ASSIGNMENT
Could the whole of the data below be written out verbatim?

═══
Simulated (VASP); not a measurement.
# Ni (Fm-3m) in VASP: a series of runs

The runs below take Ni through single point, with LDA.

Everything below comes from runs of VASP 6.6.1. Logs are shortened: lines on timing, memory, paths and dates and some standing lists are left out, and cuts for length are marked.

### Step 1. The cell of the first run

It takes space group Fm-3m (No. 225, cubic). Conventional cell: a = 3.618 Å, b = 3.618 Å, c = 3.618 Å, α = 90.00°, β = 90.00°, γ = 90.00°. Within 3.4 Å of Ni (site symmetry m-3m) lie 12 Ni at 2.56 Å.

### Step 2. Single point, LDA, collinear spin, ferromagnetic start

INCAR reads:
═══

WRITTEN REPLY
Simulated (VASP); not a measurement.
# Ni (Fm-3m) in VASP: a series of runs

The runs below take Ni through single point, with LDA.

Everything below comes from runs of VASP 6.6.1. Logs are shortened: lines on timing, memory, paths and dates and some standing lists are left out, and cuts for length are marked.

### Step 1. The cell of the first run

It takes space group Fm-3m (No. 225, cubic). Conventional cell: a = 3.618 Å, b = 3.618 Å, c = 3.618 Å, α = 90.00°, β = 90.00°, γ = 90.00°. Within 3.4 Å of Ni (site symmetry m-3m) lie 12 Ni at 2.56 Å.

### Step 2. Single point, LDA, collinear spin, ferromagnetic start

INCAR reads:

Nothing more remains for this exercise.